# # # # #

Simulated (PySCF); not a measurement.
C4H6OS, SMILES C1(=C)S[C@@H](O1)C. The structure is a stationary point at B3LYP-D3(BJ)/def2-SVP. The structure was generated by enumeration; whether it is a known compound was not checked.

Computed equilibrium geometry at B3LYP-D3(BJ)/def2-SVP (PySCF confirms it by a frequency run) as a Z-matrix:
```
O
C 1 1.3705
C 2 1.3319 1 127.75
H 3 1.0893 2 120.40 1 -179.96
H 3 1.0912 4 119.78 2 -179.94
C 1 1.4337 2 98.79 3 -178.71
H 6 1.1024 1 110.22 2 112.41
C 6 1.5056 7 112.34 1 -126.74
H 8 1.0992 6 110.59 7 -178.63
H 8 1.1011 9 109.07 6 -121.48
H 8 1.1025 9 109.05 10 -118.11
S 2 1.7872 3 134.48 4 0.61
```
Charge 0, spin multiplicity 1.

# # # # #

__BRIEF__.
Take the lines from the start of the records through the line holding "C4H6OS, SMILES C1(=C)S[C@@H](O1)C.", both included, and please print them exactly, with nothing else.

__SOLUTION__.
Simulated (PySCF); not a measurement.
C4H6OS, SMILES C1(=C)S[C@@H](O1)C. The structure is a stationary point at B3LYP-D3(BJ)/def2-SVP. The structure was generated by enumeration; whether it is a known compound was not checked.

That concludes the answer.